-------- Recorded information

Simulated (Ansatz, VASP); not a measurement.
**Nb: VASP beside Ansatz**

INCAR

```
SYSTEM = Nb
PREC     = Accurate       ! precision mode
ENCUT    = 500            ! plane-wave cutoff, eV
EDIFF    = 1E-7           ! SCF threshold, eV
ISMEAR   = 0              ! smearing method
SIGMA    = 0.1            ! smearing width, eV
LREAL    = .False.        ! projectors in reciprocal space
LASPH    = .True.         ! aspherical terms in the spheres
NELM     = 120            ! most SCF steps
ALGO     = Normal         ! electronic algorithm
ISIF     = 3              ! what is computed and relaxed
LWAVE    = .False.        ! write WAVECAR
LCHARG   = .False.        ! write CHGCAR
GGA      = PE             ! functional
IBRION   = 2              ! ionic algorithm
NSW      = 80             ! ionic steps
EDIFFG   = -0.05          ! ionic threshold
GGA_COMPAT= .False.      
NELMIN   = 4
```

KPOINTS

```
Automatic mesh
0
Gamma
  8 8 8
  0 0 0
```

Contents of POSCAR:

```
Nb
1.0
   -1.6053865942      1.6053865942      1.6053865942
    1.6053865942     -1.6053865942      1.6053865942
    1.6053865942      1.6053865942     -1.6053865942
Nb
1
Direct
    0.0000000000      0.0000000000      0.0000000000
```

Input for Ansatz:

----------------

Write the records out again, character for character.

* Exercise output:
Simulated (Ansatz, VASP); not a measurement.
**Nb: VASP beside Ansatz**

INCAR

```
SYSTEM = Nb
PREC     = Accurate       ! precision mode
ENCUT    = 500            ! plane-wave cutoff, eV
EDIFF    = 1E-7           ! SCF threshold, eV
ISMEAR   = 0              ! smearing method
SIGMA    = 0.1            ! smearing width, eV
LREAL    = .False.        ! projectors in reciprocal space
LASPH    = .True.         ! aspherical terms in the spheres
NELM     = 120            ! most SCF steps
ALGO     = Normal         ! electronic algorithm
ISIF     = 3              ! what is computed and relaxed
LWAVE    = .False.        ! write WAVECAR
LCHARG   = .False.        ! write CHGCAR
GGA      = PE             ! functional
IBRION   = 2              ! ionic algorithm
NSW      = 80             ! ionic steps
EDIFFG   = -0.05          ! ionic threshold
GGA_COMPAT= .False.      
NELMIN   = 4
```

KPOINTS

```
Automatic mesh
0
Gamma
  8 8 8
  0 0 0
```

Contents of POSCAR:

```
Nb
1.0
   -1.6053865942      1.6053865942      1.6053865942
    1.6053865942     -1.6053865942      1.6053865942
    1.6053865942      1.6053865942     -1.6053865942
Nb
1
Direct
    0.0000000000      0.0000000000      0.0000000000
```

Input for Ansatz:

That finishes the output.